● **The data**
────
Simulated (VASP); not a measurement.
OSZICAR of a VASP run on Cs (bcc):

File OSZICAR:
────

● **Work request**
Please transcribe the material line by line, exactly, from its opening line through the line that contains "OSZICAR of a".

● **Exercise response**
Simulated (VASP); not a measurement.
OSZICAR of a VASP run on Cs (bcc):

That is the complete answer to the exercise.